___
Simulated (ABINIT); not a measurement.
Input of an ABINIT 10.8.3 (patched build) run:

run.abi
___

> **ACTIVITY**
Please output the records once more, exactly as they were written.

> **TASK RESULT**
Simulated (ABINIT); not a measurement.
Input of an ABINIT 10.8.3 (patched build) run:

run.abi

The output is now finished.